Each entry must be output once more without any change.

- Opening Delimiter -
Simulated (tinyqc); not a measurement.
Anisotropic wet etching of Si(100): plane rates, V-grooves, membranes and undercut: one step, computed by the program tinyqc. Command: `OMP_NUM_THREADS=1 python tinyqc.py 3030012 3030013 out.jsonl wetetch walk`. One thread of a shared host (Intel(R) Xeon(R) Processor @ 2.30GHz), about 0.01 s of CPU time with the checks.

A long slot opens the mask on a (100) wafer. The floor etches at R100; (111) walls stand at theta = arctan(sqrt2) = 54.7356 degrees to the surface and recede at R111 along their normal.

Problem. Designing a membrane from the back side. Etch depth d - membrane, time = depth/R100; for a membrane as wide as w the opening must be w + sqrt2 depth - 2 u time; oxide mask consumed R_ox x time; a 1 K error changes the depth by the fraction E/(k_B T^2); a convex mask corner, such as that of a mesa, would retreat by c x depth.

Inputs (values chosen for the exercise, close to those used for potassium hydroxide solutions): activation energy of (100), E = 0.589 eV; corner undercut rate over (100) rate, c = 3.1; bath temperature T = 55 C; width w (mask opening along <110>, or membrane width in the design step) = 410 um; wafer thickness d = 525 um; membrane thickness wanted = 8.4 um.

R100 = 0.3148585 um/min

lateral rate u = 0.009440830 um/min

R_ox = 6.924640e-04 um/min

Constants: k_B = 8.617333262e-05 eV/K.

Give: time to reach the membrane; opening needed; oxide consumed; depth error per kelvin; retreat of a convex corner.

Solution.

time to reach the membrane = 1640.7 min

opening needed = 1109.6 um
- Closing Delimiter -

» **Response box**:
Simulated (tinyqc); not a measurement.
Anisotropic wet etching of Si(100): plane rates, V-grooves, membranes and undercut: one step, computed by the program tinyqc. Command: `OMP_NUM_THREADS=1 python tinyqc.py 3030012 3030013 out.jsonl wetetch walk`. One thread of a shared host (Intel(R) Xeon(R) Processor @ 2.30GHz), about 0.01 s of CPU time with the checks.

A long slot opens the mask on a (100) wafer. The floor etches at R100; (111) walls stand at theta = arctan(sqrt2) = 54.7356 degrees to the surface and recede at R111 along their normal.

Problem. Designing a membrane from the back side. Etch depth d - membrane, time = depth/R100; for a membrane as wide as w the opening must be w + sqrt2 depth - 2 u time; oxide mask consumed R_ox x time; a 1 K error changes the depth by the fraction E/(k_B T^2); a convex mask corner, such as that of a mesa, would retreat by c x depth.

Inputs (values chosen for the exercise, close to those used for potassium hydroxide solutions): activation energy of (100), E = 0.589 eV; corner undercut rate over (100) rate, c = 3.1; bath temperature T = 55 C; width w (mask opening along <110>, or membrane width in the design step) = 410 um; wafer thickness d = 525 um; membrane thickness wanted = 8.4 um.

R100 = 0.3148585 um/min

lateral rate u = 0.009440830 um/min

R_ox = 6.924640e-04 um/min

Constants: k_B = 8.617333262e-05 eV/K.

Give: time to reach the membrane; opening needed; oxide consumed; depth error per kelvin; retreat of a convex corner.

Solution.

time to reach the membrane = 1640.7 min

opening needed = 1109.6 um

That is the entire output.